__WORK TASK__:
Your answer should consist solely of the lines from the first line of the data through the line with "how much memory?", each reproduced exactly.

__PROVIDED INFORMATION__:
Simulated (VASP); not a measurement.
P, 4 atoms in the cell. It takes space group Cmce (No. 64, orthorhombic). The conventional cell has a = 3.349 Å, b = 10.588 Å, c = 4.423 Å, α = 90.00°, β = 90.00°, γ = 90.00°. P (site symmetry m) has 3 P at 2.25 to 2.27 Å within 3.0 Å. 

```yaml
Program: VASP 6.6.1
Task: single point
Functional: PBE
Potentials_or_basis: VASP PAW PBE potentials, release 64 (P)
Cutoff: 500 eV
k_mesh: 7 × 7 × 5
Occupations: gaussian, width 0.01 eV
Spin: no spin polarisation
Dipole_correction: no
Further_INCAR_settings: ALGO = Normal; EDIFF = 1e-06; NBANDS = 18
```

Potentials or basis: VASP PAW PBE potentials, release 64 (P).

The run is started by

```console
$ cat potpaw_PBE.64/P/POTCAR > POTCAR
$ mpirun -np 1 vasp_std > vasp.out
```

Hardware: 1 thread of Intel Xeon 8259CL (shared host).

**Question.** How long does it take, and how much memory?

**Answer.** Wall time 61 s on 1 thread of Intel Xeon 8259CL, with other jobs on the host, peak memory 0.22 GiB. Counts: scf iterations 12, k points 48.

__TASK RESPONSE__:
Simulated (VASP); not a measurement.
P, 4 atoms in the cell. It takes space group Cmce (No. 64, orthorhombic). The conventional cell has a = 3.349 Å, b = 10.588 Å, c = 4.423 Å, α = 90.00°, β = 90.00°, γ = 90.00°. P (site symmetry m) has 3 P at 2.25 to 2.27 Å within 3.0 Å. 

```yaml
Program: VASP 6.6.1
Task: single point
Functional: PBE
Potentials_or_basis: VASP PAW PBE potentials, release 64 (P)
Cutoff: 500 eV
k_mesh: 7 × 7 × 5
Occupations: gaussian, width 0.01 eV
Spin: no spin polarisation
Dipole_correction: no
Further_INCAR_settings: ALGO = Normal; EDIFF = 1e-06; NBANDS = 18
```

Potentials or basis: VASP PAW PBE potentials, release 64 (P).

The run is started by

```console
$ cat potpaw_PBE.64/P/POTCAR > POTCAR
$ mpirun -np 1 vasp_std > vasp.out
```

Hardware: 1 thread of Intel Xeon 8259CL (shared host).

**Question.** How long does it take, and how much memory?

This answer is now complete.